*** Opening of INFORMATION ***
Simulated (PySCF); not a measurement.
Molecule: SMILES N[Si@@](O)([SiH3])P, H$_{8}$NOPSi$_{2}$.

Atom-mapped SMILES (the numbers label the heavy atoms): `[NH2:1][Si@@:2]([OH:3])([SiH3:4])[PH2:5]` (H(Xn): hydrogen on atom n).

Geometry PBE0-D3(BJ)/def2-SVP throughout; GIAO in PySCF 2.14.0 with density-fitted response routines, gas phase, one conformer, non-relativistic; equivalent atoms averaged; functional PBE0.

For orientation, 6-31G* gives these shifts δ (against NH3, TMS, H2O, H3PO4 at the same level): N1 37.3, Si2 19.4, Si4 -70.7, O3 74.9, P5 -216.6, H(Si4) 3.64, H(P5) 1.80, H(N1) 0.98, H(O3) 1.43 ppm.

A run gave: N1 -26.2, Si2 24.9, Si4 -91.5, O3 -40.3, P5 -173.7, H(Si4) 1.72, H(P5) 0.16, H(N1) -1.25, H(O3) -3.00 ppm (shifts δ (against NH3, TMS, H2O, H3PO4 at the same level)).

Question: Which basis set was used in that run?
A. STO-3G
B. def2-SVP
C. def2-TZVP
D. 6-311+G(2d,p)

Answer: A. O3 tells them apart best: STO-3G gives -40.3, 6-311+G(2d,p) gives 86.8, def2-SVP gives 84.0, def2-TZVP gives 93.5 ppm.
*** Close of INFORMATION ***

▸ ACTIVITY
Repeat word for word every line from the start of the entries to the line holding "For orientation, 6-31G*", inclusive, and nothing else.

▸ RESPONSE
Simulated (PySCF); not a measurement.
Molecule: SMILES N[Si@@](O)([SiH3])P, H$_{8}$NOPSi$_{2}$.

Atom-mapped SMILES (the numbers label the heavy atoms): `[NH2:1][Si@@:2]([OH:3])([SiH3:4])[PH2:5]` (H(Xn): hydrogen on atom n).

Geometry PBE0-D3(BJ)/def2-SVP throughout; GIAO in PySCF 2.14.0 with density-fitted response routines, gas phase, one conformer, non-relativistic; equivalent atoms averaged; functional PBE0.

For orientation, 6-31G* gives these shifts δ (against NH3, TMS, H2O, H3PO4 at the same level): N1 37.3, Si2 19.4, Si4 -70.7, O3 74.9, P5 -216.6, H(Si4) 3.64, H(P5) 1.80, H(N1) 0.98, H(O3) 1.43 ppm.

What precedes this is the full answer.